» **REQUIRED ACTION**:
Word for word, repeat each line of the listing below.

» **DATA LISTING**:
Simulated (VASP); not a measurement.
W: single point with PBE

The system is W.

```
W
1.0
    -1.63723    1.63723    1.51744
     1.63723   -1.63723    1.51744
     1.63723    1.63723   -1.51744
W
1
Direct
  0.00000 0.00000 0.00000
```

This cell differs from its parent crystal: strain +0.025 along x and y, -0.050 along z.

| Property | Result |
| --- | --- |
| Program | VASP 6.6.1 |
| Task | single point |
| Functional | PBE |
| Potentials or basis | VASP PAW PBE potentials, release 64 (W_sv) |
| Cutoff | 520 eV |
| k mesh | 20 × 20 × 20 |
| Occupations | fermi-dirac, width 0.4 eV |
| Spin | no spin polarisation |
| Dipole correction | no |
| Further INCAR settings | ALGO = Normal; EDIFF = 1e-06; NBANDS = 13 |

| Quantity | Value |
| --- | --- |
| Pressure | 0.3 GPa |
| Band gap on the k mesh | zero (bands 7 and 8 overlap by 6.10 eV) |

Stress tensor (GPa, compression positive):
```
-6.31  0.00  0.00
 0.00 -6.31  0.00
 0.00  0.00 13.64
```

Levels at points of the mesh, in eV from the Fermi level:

» **EXPECTED ANSWER**:
Simulated (VASP); not a measurement.
W: single point with PBE

The system is W.

```
W
1.0
    -1.63723    1.63723    1.51744
     1.63723   -1.63723    1.51744
     1.63723    1.63723   -1.51744
W
1
Direct
  0.00000 0.00000 0.00000
```

This cell differs from its parent crystal: strain +0.025 along x and y, -0.050 along z.

| Property | Result |
| --- | --- |
| Program | VASP 6.6.1 |
| Task | single point |
| Functional | PBE |
| Potentials or basis | VASP PAW PBE potentials, release 64 (W_sv) |
| Cutoff | 520 eV |
| k mesh | 20 × 20 × 20 |
| Occupations | fermi-dirac, width 0.4 eV |
| Spin | no spin polarisation |
| Dipole correction | no |
| Further INCAR settings | ALGO = Normal; EDIFF = 1e-06; NBANDS = 13 |

| Quantity | Value |
| --- | --- |
| Pressure | 0.3 GPa |
| Band gap on the k mesh | zero (bands 7 and 8 overlap by 6.10 eV) |

Stress tensor (GPa, compression positive):
```
-6.31  0.00  0.00
 0.00 -6.31  0.00
 0.00  0.00 13.64
```

Levels at points of the mesh, in eV from the Fermi level:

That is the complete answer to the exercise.